[Requirement] All lines before the one containing "which is furthest?", plus that line itself, are to be printed exactly as they appear below.

[Dataset extract]

+-------+

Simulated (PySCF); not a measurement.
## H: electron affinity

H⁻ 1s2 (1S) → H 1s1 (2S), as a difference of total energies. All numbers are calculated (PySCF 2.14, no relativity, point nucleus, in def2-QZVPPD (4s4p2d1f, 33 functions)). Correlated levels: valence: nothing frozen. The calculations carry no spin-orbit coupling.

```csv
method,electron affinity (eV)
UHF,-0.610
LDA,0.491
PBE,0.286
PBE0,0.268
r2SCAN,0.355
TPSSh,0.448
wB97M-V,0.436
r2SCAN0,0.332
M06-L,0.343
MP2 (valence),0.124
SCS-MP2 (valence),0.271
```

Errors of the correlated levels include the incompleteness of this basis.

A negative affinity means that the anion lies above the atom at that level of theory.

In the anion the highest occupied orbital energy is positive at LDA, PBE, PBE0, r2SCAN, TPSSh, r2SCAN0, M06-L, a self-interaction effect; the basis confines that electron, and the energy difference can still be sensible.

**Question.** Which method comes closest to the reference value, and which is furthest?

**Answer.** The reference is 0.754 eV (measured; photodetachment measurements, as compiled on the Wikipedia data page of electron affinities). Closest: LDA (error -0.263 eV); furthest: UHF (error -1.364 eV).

+-------+

[Written answer]
Simulated (PySCF); not a measurement.
## H: electron affinity

H⁻ 1s2 (1S) → H 1s1 (2S), as a difference of total energies. All numbers are calculated (PySCF 2.14, no relativity, point nucleus, in def2-QZVPPD (4s4p2d1f, 33 functions)). Correlated levels: valence: nothing frozen. The calculations carry no spin-orbit coupling.

```csv
method,electron affinity (eV)
UHF,-0.610
LDA,0.491
PBE,0.286
PBE0,0.268
r2SCAN,0.355
TPSSh,0.448
wB97M-V,0.436
r2SCAN0,0.332
M06-L,0.343
MP2 (valence),0.124
SCS-MP2 (valence),0.271
```

Errors of the correlated levels include the incompleteness of this basis.

A negative affinity means that the anion lies above the atom at that level of theory.

In the anion the highest occupied orbital energy is positive at LDA, PBE, PBE0, r2SCAN, TPSSh, r2SCAN0, M06-L, a self-interaction effect; the basis confines that electron, and the energy difference can still be sensible.

**Question.** Which method comes closest to the reference value, and which is furthest?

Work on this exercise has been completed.